Output the full set of records exactly.

▼▼▼

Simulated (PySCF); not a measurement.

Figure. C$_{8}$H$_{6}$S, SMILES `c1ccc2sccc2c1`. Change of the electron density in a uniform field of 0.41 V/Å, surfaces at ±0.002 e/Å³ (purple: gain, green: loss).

▲▲▲

WRITTEN REPLY:
Simulated (PySCF); not a measurement.

Figure. C$_{8}$H$_{6}$S, SMILES `c1ccc2sccc2c1`. Change of the electron density in a uniform field of 0.41 V/Å, surfaces at ±0.002 e/Å³ (purple: gain, green: loss).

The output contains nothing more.